_Dataset excerpts_
*** Begin section ***

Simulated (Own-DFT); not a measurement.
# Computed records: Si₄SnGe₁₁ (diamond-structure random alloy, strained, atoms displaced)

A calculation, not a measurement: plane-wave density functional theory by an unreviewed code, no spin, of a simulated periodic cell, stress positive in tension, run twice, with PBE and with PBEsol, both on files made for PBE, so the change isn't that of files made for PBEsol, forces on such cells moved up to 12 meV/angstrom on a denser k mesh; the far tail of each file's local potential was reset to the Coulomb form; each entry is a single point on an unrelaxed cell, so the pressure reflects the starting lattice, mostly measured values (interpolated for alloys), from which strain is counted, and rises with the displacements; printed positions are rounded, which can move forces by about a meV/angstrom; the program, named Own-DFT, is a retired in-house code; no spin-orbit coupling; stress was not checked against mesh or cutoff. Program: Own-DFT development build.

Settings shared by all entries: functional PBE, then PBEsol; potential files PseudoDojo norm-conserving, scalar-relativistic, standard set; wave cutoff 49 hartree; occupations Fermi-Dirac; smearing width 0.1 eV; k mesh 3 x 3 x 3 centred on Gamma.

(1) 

*** End section ***

_Action item_
Take the lines from the first line of the listing up to and including the line with "# Computed records: Si₄SnGe₁₁" and give them again exactly.

_Task response_
Simulated (Own-DFT); not a measurement.
# Computed records: Si₄SnGe₁₁ (diamond-structure random alloy, strained, atoms displaced)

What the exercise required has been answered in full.